************

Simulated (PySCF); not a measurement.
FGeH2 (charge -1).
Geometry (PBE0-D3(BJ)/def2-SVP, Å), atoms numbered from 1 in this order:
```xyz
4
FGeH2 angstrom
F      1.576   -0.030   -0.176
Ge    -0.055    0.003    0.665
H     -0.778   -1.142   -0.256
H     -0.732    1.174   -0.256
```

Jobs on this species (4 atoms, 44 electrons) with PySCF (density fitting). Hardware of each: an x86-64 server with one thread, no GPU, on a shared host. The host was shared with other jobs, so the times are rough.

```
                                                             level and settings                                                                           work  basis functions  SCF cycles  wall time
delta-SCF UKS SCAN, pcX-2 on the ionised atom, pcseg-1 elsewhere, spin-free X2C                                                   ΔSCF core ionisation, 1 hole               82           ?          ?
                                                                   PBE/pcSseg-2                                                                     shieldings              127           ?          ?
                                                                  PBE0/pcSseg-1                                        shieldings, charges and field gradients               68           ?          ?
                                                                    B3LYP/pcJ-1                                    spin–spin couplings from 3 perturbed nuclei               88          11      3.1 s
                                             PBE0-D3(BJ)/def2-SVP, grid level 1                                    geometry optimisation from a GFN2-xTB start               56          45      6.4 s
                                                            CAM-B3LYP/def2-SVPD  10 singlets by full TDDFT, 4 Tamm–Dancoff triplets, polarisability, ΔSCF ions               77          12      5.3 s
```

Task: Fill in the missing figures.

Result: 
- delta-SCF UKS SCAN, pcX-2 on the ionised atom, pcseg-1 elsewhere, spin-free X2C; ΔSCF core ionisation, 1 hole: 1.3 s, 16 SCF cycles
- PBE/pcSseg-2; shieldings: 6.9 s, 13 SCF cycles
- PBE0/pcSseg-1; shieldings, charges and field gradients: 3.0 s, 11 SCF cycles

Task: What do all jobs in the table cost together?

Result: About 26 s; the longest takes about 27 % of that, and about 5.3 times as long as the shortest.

************

== Work order ==
Set down exactly the lines above that run from the start of the listing to the line with "- PBE0/pcSseg-1; shieldings, charges". Leave out every later line.

== Response ==
Simulated (PySCF); not a measurement.
FGeH2 (charge -1).
Geometry (PBE0-D3(BJ)/def2-SVP, Å), atoms numbered from 1 in this order:
```xyz
4
FGeH2 angstrom
F      1.576   -0.030   -0.176
Ge    -0.055    0.003    0.665
H     -0.778   -1.142   -0.256
H     -0.732    1.174   -0.256
```

Jobs on this species (4 atoms, 44 electrons) with PySCF (density fitting). Hardware of each: an x86-64 server with one thread, no GPU, on a shared host. The host was shared with other jobs, so the times are rough.

```
                                                             level and settings                                                                           work  basis functions  SCF cycles  wall time
delta-SCF UKS SCAN, pcX-2 on the ionised atom, pcseg-1 elsewhere, spin-free X2C                                                   ΔSCF core ionisation, 1 hole               82           ?          ?
                                                                   PBE/pcSseg-2                                                                     shieldings              127           ?          ?
                                                                  PBE0/pcSseg-1                                        shieldings, charges and field gradients               68           ?          ?
                                                                    B3LYP/pcJ-1                                    spin–spin couplings from 3 perturbed nuclei               88          11      3.1 s
                                             PBE0-D3(BJ)/def2-SVP, grid level 1                                    geometry optimisation from a GFN2-xTB start               56          45      6.4 s
                                                            CAM-B3LYP/def2-SVPD  10 singlets by full TDDFT, 4 Tamm–Dancoff triplets, polarisability, ΔSCF ions               77          12      5.3 s
```

Task: Fill in the missing figures.

Result: 
- delta-SCF UKS SCAN, pcX-2 on the ionised atom, pcseg-1 elsewhere, spin-free X2C; ΔSCF core ionisation, 1 hole: 1.3 s, 16 SCF cycles
- PBE/pcSseg-2; shieldings: 6.9 s, 13 SCF cycles
- PBE0/pcSseg-1; shieldings, charges and field gradients: 3.0 s, 11 SCF cycles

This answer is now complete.